Requirement - Nothing should change. Output the data exactly.

[[ Raw data, beginning ]]
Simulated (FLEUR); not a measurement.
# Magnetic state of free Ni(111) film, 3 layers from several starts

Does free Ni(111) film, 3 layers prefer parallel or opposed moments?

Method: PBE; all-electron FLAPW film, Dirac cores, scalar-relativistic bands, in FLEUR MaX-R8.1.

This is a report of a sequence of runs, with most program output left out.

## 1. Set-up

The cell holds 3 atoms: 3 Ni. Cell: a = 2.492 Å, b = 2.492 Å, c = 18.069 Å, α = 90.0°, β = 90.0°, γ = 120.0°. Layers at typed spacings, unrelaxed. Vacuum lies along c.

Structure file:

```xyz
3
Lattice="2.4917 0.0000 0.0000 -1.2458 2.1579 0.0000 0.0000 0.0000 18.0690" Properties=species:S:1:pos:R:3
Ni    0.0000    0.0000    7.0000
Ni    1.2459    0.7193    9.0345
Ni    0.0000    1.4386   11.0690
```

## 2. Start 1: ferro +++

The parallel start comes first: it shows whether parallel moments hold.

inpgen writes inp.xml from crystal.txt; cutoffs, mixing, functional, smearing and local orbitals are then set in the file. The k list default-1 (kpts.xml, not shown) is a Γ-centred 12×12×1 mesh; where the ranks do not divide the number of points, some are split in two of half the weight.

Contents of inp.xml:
[[ Raw data, end ]]

Worked solution -
Simulated (FLEUR); not a measurement.
# Magnetic state of free Ni(111) film, 3 layers from several starts

Does free Ni(111) film, 3 layers prefer parallel or opposed moments?

Method: PBE; all-electron FLAPW film, Dirac cores, scalar-relativistic bands, in FLEUR MaX-R8.1.

This is a report of a sequence of runs, with most program output left out.

## 1. Set-up

The cell holds 3 atoms: 3 Ni. Cell: a = 2.492 Å, b = 2.492 Å, c = 18.069 Å, α = 90.0°, β = 90.0°, γ = 120.0°. Layers at typed spacings, unrelaxed. Vacuum lies along c.

Structure file:

```xyz
3
Lattice="2.4917 0.0000 0.0000 -1.2458 2.1579 0.0000 0.0000 0.0000 18.0690" Properties=species:S:1:pos:R:3
Ni    0.0000    0.0000    7.0000
Ni    1.2459    0.7193    9.0345
Ni    0.0000    1.4386   11.0690
```

## 2. Start 1: ferro +++

The parallel start comes first: it shows whether parallel moments hold.

inpgen writes inp.xml from crystal.txt; cutoffs, mixing, functional, smearing and local orbitals are then set in the file. The k list default-1 (kpts.xml, not shown) is a Γ-centred 12×12×1 mesh; where the ranks do not divide the number of points, some are split in two of half the weight.

Contents of inp.xml:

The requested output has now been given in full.